--------------------

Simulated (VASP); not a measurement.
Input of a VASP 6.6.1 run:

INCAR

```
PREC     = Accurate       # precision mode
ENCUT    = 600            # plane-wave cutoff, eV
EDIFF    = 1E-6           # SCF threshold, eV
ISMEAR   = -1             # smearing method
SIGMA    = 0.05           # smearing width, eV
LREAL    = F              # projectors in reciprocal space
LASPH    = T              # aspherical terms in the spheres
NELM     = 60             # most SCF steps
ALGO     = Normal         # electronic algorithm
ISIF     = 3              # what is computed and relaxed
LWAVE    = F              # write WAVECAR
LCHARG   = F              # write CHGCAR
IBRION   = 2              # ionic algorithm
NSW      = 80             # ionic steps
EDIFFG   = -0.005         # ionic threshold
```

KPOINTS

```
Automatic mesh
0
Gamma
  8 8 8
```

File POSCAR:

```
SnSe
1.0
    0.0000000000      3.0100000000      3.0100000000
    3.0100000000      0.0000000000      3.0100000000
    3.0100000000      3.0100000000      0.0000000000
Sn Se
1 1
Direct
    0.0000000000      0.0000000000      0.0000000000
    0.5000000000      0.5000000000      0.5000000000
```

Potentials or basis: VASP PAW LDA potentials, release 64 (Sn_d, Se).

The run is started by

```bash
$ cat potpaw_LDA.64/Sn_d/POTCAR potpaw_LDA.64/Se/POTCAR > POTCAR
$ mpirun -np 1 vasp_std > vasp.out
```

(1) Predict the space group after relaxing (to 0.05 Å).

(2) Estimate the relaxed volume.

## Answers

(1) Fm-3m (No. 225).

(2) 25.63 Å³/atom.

--------------------

• _WORK INSTRUCTION_
Each line above must be reproduced exactly.

• _RESPONSE_
Simulated (VASP); not a measurement.
Input of a VASP 6.6.1 run:

INCAR

```
PREC     = Accurate       # precision mode
ENCUT    = 600            # plane-wave cutoff, eV
EDIFF    = 1E-6           # SCF threshold, eV
ISMEAR   = -1             # smearing method
SIGMA    = 0.05           # smearing width, eV
LREAL    = F              # projectors in reciprocal space
LASPH    = T              # aspherical terms in the spheres
NELM     = 60             # most SCF steps
ALGO     = Normal         # electronic algorithm
ISIF     = 3              # what is computed and relaxed
LWAVE    = F              # write WAVECAR
LCHARG   = F              # write CHGCAR
IBRION   = 2              # ionic algorithm
NSW      = 80             # ionic steps
EDIFFG   = -0.005         # ionic threshold
```

KPOINTS

```
Automatic mesh
0
Gamma
  8 8 8
```

File POSCAR:

```
SnSe
1.0
    0.0000000000      3.0100000000      3.0100000000
    3.0100000000      0.0000000000      3.0100000000
    3.0100000000      3.0100000000      0.0000000000
Sn Se
1 1
Direct
    0.0000000000      0.0000000000      0.0000000000
    0.5000000000      0.5000000000      0.5000000000
```

Potentials or basis: VASP PAW LDA potentials, release 64 (Sn_d, Se).

The run is started by

```bash
$ cat potpaw_LDA.64/Sn_d/POTCAR potpaw_LDA.64/Se/POTCAR > POTCAR
$ mpirun -np 1 vasp_std > vasp.out
```

(1) Predict the space group after relaxing (to 0.05 Å).

(2) Estimate the relaxed volume.

## Answers

(1) Fm-3m (No. 225).

(2) 25.63 Å³/atom.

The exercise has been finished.